*** Opening of MATERIAL SHOWN ***

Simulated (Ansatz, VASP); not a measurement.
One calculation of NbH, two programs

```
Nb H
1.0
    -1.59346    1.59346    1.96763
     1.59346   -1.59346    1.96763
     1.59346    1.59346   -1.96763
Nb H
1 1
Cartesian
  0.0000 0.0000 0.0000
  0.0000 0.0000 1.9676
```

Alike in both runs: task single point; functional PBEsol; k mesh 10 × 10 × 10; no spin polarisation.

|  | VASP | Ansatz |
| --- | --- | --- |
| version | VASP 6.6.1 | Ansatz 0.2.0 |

*** Close of MATERIAL SHOWN ***

▶ [ASSIGNMENT] Please transcribe the records above in full, keeping every word.

▶ [RESPONSE BOX]
Simulated (Ansatz, VASP); not a measurement.
One calculation of NbH, two programs

```
Nb H
1.0
    -1.59346    1.59346    1.96763
     1.59346   -1.59346    1.96763
     1.59346    1.59346   -1.96763
Nb H
1 1
Cartesian
  0.0000 0.0000 0.0000
  0.0000 0.0000 1.9676
```

Alike in both runs: task single point; functional PBEsol; k mesh 10 × 10 × 10; no spin polarisation.

|  | VASP | Ansatz |
| --- | --- | --- |
| version | VASP 6.6.1 | Ansatz 0.2.0 |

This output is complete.